....
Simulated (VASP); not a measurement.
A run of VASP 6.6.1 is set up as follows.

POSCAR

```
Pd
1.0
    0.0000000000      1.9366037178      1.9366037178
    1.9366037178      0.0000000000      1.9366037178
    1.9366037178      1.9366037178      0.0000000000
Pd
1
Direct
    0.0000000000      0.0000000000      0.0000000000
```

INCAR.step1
....

• [Assignment] Return the full listing exactly as written.

• [Answer box]
Simulated (VASP); not a measurement.
A run of VASP 6.6.1 is set up as follows.

POSCAR

```
Pd
1.0
    0.0000000000      1.9366037178      1.9366037178
    1.9366037178      0.0000000000      1.9366037178
    1.9366037178      1.9366037178      0.0000000000
Pd
1
Direct
    0.0000000000      0.0000000000      0.0000000000
```

INCAR.step1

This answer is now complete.